◇ ◇ ◇ ◇ ◇ ◇ ◇

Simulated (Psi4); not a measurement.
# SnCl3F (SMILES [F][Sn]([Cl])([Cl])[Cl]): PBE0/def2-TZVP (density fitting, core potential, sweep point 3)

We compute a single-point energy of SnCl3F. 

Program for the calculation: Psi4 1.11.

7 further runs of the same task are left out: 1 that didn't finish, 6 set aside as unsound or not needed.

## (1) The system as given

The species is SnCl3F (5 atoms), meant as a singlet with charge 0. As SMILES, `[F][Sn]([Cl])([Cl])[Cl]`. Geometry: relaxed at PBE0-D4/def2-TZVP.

◇ ◇ ◇ ◇ ◇ ◇ ◇

Work task >> All entries must come back exactly as they were written.

Solution >>
Simulated (Psi4); not a measurement.
# SnCl3F (SMILES [F][Sn]([Cl])([Cl])[Cl]): PBE0/def2-TZVP (density fitting, core potential, sweep point 3)

We compute a single-point energy of SnCl3F. 

Program for the calculation: Psi4 1.11.

7 further runs of the same task are left out: 1 that didn't finish, 6 set aside as unsound or not needed.

## (1) The system as given

The species is SnCl3F (5 atoms), meant as a singlet with charge 0. As SMILES, `[F][Sn]([Cl])([Cl])[Cl]`. Geometry: relaxed at PBE0-D4/def2-TZVP.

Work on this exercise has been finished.